======== EXTRACTED MATERIAL ========

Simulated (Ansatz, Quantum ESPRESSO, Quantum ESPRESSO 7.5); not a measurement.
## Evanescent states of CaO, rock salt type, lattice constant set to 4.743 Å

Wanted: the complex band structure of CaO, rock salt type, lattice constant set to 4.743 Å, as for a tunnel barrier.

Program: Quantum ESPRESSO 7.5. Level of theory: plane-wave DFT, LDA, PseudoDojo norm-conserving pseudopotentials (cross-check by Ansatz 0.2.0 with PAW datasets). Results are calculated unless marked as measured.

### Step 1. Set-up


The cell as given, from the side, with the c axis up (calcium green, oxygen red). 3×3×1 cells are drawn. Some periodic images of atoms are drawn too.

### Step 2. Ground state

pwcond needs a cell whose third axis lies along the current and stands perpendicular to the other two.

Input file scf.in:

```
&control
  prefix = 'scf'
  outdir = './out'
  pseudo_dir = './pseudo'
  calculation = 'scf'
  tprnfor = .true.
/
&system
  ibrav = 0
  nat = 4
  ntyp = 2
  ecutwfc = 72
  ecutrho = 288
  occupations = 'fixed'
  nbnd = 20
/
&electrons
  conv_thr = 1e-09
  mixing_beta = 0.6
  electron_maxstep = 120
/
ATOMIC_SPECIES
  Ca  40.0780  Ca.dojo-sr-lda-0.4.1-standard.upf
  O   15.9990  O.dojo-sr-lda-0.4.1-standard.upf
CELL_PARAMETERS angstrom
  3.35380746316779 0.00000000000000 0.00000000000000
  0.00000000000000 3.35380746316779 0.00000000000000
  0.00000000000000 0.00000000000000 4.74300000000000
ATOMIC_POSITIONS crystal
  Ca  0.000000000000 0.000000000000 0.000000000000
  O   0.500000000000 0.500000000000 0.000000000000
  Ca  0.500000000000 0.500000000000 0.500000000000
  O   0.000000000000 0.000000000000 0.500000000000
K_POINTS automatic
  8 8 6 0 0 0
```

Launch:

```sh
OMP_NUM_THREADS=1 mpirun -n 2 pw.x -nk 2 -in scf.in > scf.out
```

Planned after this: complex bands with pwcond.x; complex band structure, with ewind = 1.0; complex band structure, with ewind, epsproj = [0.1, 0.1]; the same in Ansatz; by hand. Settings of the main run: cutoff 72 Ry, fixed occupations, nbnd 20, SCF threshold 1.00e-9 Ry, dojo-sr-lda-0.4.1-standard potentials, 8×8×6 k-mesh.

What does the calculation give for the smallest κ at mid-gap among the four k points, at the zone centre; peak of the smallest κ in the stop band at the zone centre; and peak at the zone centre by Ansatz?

========

> [WORK REQUEST] I'd like the lines above from the one with "### Step 2. Ground state" up to and including the one with "Planned after this: complex" copied exactly, with no other lines.

> [RESPONSE AREA]
### Step 2. Ground state

pwcond needs a cell whose third axis lies along the current and stands perpendicular to the other two.

Input file scf.in:

```
&control
  prefix = 'scf'
  outdir = './out'
  pseudo_dir = './pseudo'
  calculation = 'scf'
  tprnfor = .true.
/
&system
  ibrav = 0
  nat = 4
  ntyp = 2
  ecutwfc = 72
  ecutrho = 288
  occupations = 'fixed'
  nbnd = 20
/
&electrons
  conv_thr = 1e-09
  mixing_beta = 0.6
  electron_maxstep = 120
/
ATOMIC_SPECIES
  Ca  40.0780  Ca.dojo-sr-lda-0.4.1-standard.upf
  O   15.9990  O.dojo-sr-lda-0.4.1-standard.upf
CELL_PARAMETERS angstrom
  3.35380746316779 0.00000000000000 0.00000000000000
  0.00000000000000 3.35380746316779 0.00000000000000
  0.00000000000000 0.00000000000000 4.74300000000000
ATOMIC_POSITIONS crystal
  Ca  0.000000000000 0.000000000000 0.000000000000
  O   0.500000000000 0.500000000000 0.000000000000
  Ca  0.500000000000 0.500000000000 0.500000000000
  O   0.000000000000 0.000000000000 0.500000000000
K_POINTS automatic
  8 8 6 0 0 0
```

Launch:

```sh
OMP_NUM_THREADS=1 mpirun -n 2 pw.x -nk 2 -in scf.in > scf.out
```

Planned after this: complex bands with pwcond.x; complex band structure, with ewind = 1.0; complex band structure, with ewind, epsproj = [0.1, 0.1]; the same in Ansatz; by hand. Settings of the main run: cutoff 72 Ry, fixed occupations, nbnd 20, SCF threshold 1.00e-9 Ry, dojo-sr-lda-0.4.1-standard potentials, 8×8×6 k-mesh.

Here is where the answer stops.